........
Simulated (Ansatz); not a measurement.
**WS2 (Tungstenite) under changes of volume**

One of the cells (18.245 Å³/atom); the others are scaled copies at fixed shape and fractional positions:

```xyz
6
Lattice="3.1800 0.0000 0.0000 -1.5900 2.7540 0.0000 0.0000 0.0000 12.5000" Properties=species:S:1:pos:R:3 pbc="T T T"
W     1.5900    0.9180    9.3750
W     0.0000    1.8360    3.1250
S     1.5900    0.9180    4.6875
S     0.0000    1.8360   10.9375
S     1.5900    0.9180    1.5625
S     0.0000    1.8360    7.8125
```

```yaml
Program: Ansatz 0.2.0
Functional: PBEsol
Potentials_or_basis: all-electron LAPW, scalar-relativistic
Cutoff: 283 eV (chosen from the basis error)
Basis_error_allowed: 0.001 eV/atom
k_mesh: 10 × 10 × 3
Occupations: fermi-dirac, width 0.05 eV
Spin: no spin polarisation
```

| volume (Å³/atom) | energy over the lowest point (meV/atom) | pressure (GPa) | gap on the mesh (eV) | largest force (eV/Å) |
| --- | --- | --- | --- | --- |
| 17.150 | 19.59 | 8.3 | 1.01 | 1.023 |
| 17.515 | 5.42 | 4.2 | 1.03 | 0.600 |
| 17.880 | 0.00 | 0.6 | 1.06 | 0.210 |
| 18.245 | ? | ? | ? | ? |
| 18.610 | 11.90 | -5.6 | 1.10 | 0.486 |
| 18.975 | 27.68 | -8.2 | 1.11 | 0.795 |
........

- **WORK REQUEST**:
Return, line for line and unchanged, the data from its first line through the line containing "1.10 | 0.486 |".

- **TASK ANSWER**:
Simulated (Ansatz); not a measurement.
**WS2 (Tungstenite) under changes of volume**

One of the cells (18.245 Å³/atom); the others are scaled copies at fixed shape and fractional positions:

```xyz
6
Lattice="3.1800 0.0000 0.0000 -1.5900 2.7540 0.0000 0.0000 0.0000 12.5000" Properties=species:S:1:pos:R:3 pbc="T T T"
W     1.5900    0.9180    9.3750
W     0.0000    1.8360    3.1250
S     1.5900    0.9180    4.6875
S     0.0000    1.8360   10.9375
S     1.5900    0.9180    1.5625
S     0.0000    1.8360    7.8125
```

```yaml
Program: Ansatz 0.2.0
Functional: PBEsol
Potentials_or_basis: all-electron LAPW, scalar-relativistic
Cutoff: 283 eV (chosen from the basis error)
Basis_error_allowed: 0.001 eV/atom
k_mesh: 10 × 10 × 3
Occupations: fermi-dirac, width 0.05 eV
Spin: no spin polarisation
```

| volume (Å³/atom) | energy over the lowest point (meV/atom) | pressure (GPa) | gap on the mesh (eV) | largest force (eV/Å) |
| --- | --- | --- | --- | --- |
| 17.150 | 19.59 | 8.3 | 1.01 | 1.023 |
| 17.515 | 5.42 | 4.2 | 1.03 | 0.600 |
| 17.880 | 0.00 | 0.6 | 1.06 | 0.210 |
| 18.245 | ? | ? | ? | ? |
| 18.610 | 11.90 | -5.6 | 1.10 | 0.486 |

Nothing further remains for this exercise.